------------------------------

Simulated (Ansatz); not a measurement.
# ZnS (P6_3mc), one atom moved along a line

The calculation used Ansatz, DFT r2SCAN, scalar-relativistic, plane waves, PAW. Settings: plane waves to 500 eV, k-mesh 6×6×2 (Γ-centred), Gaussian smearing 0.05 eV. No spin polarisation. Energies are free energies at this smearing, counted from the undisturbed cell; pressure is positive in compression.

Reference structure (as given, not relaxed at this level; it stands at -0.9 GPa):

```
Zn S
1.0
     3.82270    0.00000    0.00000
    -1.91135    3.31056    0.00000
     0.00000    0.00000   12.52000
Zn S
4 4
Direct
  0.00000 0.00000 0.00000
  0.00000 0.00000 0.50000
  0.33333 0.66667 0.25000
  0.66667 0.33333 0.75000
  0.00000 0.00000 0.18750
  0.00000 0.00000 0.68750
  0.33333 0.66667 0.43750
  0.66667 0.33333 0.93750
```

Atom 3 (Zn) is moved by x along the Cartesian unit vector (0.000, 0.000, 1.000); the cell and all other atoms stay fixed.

------------------------------

(ASSIGNMENT): Each record above should be retyped in full, exactly as shown.

(WRITTEN SOLUTION):
Simulated (Ansatz); not a measurement.
# ZnS (P6_3mc), one atom moved along a line

The calculation used Ansatz, DFT r2SCAN, scalar-relativistic, plane waves, PAW. Settings: plane waves to 500 eV, k-mesh 6×6×2 (Γ-centred), Gaussian smearing 0.05 eV. No spin polarisation. Energies are free energies at this smearing, counted from the undisturbed cell; pressure is positive in compression.

Reference structure (as given, not relaxed at this level; it stands at -0.9 GPa):

```
Zn S
1.0
     3.82270    0.00000    0.00000
    -1.91135    3.31056    0.00000
     0.00000    0.00000   12.52000
Zn S
4 4
Direct
  0.00000 0.00000 0.00000
  0.00000 0.00000 0.50000
  0.33333 0.66667 0.25000
  0.66667 0.33333 0.75000
  0.00000 0.00000 0.18750
  0.00000 0.00000 0.68750
  0.33333 0.66667 0.43750
  0.66667 0.33333 0.93750
```

Atom 3 (Zn) is moved by x along the Cartesian unit vector (0.000, 0.000, 1.000); the cell and all other atoms stay fixed.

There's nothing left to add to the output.